## Dataset records
===============

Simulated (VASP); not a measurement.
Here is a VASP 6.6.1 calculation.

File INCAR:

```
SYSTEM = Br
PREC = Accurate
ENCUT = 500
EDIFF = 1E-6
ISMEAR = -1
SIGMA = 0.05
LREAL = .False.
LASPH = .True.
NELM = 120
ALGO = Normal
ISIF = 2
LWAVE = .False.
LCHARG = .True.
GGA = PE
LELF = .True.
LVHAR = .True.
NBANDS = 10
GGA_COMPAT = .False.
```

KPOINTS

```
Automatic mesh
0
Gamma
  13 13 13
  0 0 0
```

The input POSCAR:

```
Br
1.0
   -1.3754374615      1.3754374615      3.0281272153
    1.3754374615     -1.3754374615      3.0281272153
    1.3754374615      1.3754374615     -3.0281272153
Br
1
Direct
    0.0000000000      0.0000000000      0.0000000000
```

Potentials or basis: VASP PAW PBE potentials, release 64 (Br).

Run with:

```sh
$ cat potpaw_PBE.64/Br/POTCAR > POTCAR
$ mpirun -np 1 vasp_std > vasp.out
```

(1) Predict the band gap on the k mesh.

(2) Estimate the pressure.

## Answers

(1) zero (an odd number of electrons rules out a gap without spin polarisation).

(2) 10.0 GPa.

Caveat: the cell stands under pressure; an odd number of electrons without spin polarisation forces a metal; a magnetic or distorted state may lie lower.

===============

## Work item
Go through the listing above and write out exactly the lines starting with the one holding "(1) zero (an" and running through the one holding "(2) 10.0 GPa.", ends included, and no others.

## Your response
(1) zero (an odd number of electrons rules out a gap without spin polarisation).

(2) 10.0 GPa.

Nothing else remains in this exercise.